## Work request
From the first line onward, reproduce the records exactly; the final line to include is the one holding "What did the".

## Dataset excerpts
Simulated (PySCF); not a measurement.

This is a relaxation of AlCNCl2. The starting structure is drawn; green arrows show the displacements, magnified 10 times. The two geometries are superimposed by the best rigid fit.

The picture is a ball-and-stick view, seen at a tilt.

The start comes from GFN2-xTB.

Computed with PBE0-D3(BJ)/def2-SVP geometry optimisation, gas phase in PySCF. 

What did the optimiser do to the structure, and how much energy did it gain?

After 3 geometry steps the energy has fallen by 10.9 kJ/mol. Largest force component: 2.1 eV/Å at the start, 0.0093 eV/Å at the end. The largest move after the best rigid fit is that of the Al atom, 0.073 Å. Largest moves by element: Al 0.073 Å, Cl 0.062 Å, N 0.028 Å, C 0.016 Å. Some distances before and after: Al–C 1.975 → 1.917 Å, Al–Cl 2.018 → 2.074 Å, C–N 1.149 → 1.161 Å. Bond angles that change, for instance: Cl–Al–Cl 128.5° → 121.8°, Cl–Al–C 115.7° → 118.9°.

## Task result
Simulated (PySCF); not a measurement.

This is a relaxation of AlCNCl2. The starting structure is drawn; green arrows show the displacements, magnified 10 times. The two geometries are superimposed by the best rigid fit.

The picture is a ball-and-stick view, seen at a tilt.

The start comes from GFN2-xTB.

Computed with PBE0-D3(BJ)/def2-SVP geometry optimisation, gas phase in PySCF. 

What did the optimiser do to the structure, and how much energy did it gain?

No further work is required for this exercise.